Data section —
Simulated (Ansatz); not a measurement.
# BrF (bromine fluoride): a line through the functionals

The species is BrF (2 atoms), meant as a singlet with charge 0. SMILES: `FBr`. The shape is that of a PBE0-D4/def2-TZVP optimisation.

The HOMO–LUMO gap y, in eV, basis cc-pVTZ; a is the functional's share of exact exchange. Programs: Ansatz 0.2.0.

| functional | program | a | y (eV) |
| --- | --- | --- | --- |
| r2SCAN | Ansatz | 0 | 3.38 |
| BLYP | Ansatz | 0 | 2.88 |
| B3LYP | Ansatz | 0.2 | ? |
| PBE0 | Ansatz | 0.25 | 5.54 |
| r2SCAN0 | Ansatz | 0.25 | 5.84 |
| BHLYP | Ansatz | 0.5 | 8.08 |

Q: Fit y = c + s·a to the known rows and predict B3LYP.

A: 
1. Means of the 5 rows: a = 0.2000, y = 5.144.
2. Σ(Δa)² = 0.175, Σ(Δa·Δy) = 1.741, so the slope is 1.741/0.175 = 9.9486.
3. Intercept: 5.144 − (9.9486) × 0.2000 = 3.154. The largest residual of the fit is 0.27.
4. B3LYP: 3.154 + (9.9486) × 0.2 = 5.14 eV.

Work order — In your answer, include only the lines above starting at the line that holds "0.5 | 8.08 |" and ending at the line that holds "3. Intercept: 5.144", copied exactly.

Task answer —
| BHLYP | Ansatz | 0.5 | 8.08 |

Q: Fit y = c + s·a to the known rows and predict B3LYP.

A: 
1. Means of the 5 rows: a = 0.2000, y = 5.144.
2. Σ(Δa)² = 0.175, Σ(Δa·Δy) = 1.741, so the slope is 1.741/0.175 = 9.9486.
3. Intercept: 5.144 − (9.9486) × 0.2000 = 3.154. The largest residual of the fit is 0.27.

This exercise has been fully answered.